» Work instruction
In full and without change, retype the records.

» Material provided

○ ○ ○

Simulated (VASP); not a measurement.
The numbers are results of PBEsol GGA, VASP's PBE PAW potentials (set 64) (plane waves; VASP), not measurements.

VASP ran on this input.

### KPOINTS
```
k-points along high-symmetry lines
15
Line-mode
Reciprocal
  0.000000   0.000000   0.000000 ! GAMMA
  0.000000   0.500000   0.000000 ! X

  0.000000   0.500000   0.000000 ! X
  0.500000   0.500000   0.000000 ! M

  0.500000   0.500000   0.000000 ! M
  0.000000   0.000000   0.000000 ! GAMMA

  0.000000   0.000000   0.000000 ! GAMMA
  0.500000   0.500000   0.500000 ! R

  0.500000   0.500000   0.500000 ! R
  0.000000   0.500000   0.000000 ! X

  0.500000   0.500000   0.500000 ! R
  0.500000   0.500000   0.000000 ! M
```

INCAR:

○ ○ ○

» Response
Simulated (VASP); not a measurement.
The numbers are results of PBEsol GGA, VASP's PBE PAW potentials (set 64) (plane waves; VASP), not measurements.

VASP ran on this input.

### KPOINTS
```
k-points along high-symmetry lines
15
Line-mode
Reciprocal
  0.000000   0.000000   0.000000 ! GAMMA
  0.000000   0.500000   0.000000 ! X

  0.000000   0.500000   0.000000 ! X
  0.500000   0.500000   0.000000 ! M

  0.500000   0.500000   0.000000 ! M
  0.000000   0.000000   0.000000 ! GAMMA

  0.000000   0.000000   0.000000 ! GAMMA
  0.500000   0.500000   0.500000 ! R

  0.500000   0.500000   0.500000 ! R
  0.000000   0.500000   0.000000 ! X

  0.500000   0.500000   0.500000 ! R
  0.500000   0.500000   0.000000 ! M
```

INCAR:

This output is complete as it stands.